=== DATA TO EXAMINE ===
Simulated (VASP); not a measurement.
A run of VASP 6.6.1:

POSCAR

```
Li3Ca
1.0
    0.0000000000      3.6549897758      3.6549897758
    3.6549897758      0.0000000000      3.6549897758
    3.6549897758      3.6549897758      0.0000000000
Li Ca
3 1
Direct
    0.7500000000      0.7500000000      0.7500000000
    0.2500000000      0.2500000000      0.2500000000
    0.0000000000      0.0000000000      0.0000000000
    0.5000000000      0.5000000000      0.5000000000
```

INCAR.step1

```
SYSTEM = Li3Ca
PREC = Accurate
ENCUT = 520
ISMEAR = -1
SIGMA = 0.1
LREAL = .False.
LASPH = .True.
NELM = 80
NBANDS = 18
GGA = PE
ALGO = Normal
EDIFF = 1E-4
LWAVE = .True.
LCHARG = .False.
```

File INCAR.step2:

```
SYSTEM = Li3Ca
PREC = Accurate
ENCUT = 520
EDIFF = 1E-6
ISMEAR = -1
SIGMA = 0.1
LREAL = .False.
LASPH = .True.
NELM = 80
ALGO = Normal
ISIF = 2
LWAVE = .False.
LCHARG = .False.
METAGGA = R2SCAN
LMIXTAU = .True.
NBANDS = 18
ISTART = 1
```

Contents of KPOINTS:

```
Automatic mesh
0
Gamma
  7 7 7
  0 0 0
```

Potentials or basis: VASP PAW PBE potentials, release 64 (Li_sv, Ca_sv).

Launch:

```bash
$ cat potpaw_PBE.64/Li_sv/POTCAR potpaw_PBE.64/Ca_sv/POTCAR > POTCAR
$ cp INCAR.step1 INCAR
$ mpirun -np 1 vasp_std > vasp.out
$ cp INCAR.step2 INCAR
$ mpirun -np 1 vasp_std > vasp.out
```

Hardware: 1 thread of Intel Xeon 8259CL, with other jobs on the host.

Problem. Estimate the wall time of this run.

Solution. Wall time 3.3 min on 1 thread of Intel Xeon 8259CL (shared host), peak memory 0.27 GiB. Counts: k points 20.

=== WORK ORDER ===
Reproduce the material above exactly, beginning at its first line and ending with the line that holds "Problem. Estimate the wall time of this run.". Include nothing else.

=== YOUR SOLUTION ===
Simulated (VASP); not a measurement.
A run of VASP 6.6.1:

POSCAR

```
Li3Ca
1.0
    0.0000000000      3.6549897758      3.6549897758
    3.6549897758      0.0000000000      3.6549897758
    3.6549897758      3.6549897758      0.0000000000
Li Ca
3 1
Direct
    0.7500000000      0.7500000000      0.7500000000
    0.2500000000      0.2500000000      0.2500000000
    0.0000000000      0.0000000000      0.0000000000
    0.5000000000      0.5000000000      0.5000000000
```

INCAR.step1

```
SYSTEM = Li3Ca
PREC = Accurate
ENCUT = 520
ISMEAR = -1
SIGMA = 0.1
LREAL = .False.
LASPH = .True.
NELM = 80
NBANDS = 18
GGA = PE
ALGO = Normal
EDIFF = 1E-4
LWAVE = .True.
LCHARG = .False.
```

File INCAR.step2:

```
SYSTEM = Li3Ca
PREC = Accurate
ENCUT = 520
EDIFF = 1E-6
ISMEAR = -1
SIGMA = 0.1
LREAL = .False.
LASPH = .True.
NELM = 80
ALGO = Normal
ISIF = 2
LWAVE = .False.
LCHARG = .False.
METAGGA = R2SCAN
LMIXTAU = .True.
NBANDS = 18
ISTART = 1
```

Contents of KPOINTS:

```
Automatic mesh
0
Gamma
  7 7 7
  0 0 0
```

Potentials or basis: VASP PAW PBE potentials, release 64 (Li_sv, Ca_sv).

Launch:

```bash
$ cat potpaw_PBE.64/Li_sv/POTCAR potpaw_PBE.64/Ca_sv/POTCAR > POTCAR
$ cp INCAR.step1 INCAR
$ mpirun -np 1 vasp_std > vasp.out
$ cp INCAR.step2 INCAR
$ mpirun -np 1 vasp_std > vasp.out
```

Hardware: 1 thread of Intel Xeon 8259CL, with other jobs on the host.

Problem. Estimate the wall time of this run.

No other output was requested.